*** Begin section ***

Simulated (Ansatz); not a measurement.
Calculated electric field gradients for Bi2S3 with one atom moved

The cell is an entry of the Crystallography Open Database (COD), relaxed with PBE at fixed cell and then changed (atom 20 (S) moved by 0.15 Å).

*** End section ***

Action item>
Restate the full data above, keeping each word intact.

Your response>
Simulated (Ansatz); not a measurement.
Calculated electric field gradients for Bi2S3 with one atom moved

The cell is an entry of the Crystallography Open Database (COD), relaxed with PBE at fixed cell and then changed (atom 20 (S) moved by 0.15 Å).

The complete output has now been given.